## Assigned task
Write out, word for word, the first line of the data below and every line after it through the one containing "20 atoms, charge".

## Source material
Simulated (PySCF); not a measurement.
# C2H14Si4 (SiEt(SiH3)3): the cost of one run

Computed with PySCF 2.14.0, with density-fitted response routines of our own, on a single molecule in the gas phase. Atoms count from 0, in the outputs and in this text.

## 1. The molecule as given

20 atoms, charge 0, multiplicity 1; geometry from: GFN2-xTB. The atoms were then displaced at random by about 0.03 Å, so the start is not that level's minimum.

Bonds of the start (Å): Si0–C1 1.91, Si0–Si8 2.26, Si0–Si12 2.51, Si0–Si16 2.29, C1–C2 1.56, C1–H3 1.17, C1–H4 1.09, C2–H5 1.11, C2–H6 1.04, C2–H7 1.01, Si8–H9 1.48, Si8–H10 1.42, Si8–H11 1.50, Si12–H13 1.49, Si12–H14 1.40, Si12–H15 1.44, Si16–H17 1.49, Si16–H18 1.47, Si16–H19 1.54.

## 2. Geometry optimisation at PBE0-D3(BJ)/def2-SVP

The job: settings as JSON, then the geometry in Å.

## Your response
Simulated (PySCF); not a measurement.
# C2H14Si4 (SiEt(SiH3)3): the cost of one run

Computed with PySCF 2.14.0, with density-fitted response routines of our own, on a single molecule in the gas phase. Atoms count from 0, in the outputs and in this text.

## 1. The molecule as given

20 atoms, charge 0, multiplicity 1; geometry from: GFN2-xTB. The atoms were then displaced at random by about 0.03 Å, so the start is not that level's minimum.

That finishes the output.